### Work request
Write out exactly the first lines of the listing, ending on the line that contains "It takes space".

──────── Source material
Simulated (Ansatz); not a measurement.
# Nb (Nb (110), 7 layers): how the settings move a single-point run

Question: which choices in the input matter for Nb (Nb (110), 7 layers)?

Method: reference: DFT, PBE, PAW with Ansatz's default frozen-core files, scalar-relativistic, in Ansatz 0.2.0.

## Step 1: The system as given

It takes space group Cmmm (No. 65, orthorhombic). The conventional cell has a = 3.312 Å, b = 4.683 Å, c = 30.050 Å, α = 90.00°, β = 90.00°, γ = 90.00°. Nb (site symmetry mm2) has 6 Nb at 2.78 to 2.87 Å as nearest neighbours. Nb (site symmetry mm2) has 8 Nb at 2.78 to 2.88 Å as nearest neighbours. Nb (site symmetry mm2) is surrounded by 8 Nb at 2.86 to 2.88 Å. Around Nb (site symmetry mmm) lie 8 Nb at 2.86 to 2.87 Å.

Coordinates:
────────────────

### Task solution
Simulated (Ansatz); not a measurement.
# Nb (Nb (110), 7 layers): how the settings move a single-point run

Question: which choices in the input matter for Nb (Nb (110), 7 layers)?

Method: reference: DFT, PBE, PAW with Ansatz's default frozen-core files, scalar-relativistic, in Ansatz 0.2.0.

## Step 1: The system as given

It takes space group Cmmm (No. 65, orthorhombic). The conventional cell has a = 3.312 Å, b = 4.683 Å, c = 30.050 Å, α = 90.00°, β = 90.00°, γ = 90.00°. Nb (site symmetry mm2) has 6 Nb at 2.78 to 2.87 Å as nearest neighbours. Nb (site symmetry mm2) has 8 Nb at 2.78 to 2.88 Å as nearest neighbours. Nb (site symmetry mm2) is surrounded by 8 Nb at 2.86 to 2.88 Å. Around Nb (site symmetry mmm) lie 8 Nb at 2.86 to 2.87 Å.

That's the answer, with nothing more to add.